- _Material supplied_:
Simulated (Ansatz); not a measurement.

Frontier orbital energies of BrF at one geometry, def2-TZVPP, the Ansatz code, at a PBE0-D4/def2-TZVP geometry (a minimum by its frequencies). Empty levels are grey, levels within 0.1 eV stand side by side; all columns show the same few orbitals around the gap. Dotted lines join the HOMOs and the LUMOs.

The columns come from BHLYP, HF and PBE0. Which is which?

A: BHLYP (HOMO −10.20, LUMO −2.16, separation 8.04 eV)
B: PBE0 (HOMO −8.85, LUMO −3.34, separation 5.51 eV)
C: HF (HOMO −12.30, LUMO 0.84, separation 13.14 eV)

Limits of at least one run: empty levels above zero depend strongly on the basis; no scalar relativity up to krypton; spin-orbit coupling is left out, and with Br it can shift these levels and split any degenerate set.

- _Work item_:
Repeat the entries above exactly, from the first line through the line containing "Frontier orbital energies".

- _Task output_:
Simulated (Ansatz); not a measurement.

Frontier orbital energies of BrF at one geometry, def2-TZVPP, the Ansatz code, at a PBE0-D4/def2-TZVP geometry (a minimum by its frequencies). Empty levels are grey, levels within 0.1 eV stand side by side; all columns show the same few orbitals around the gap. Dotted lines join the HOMOs and the LUMOs.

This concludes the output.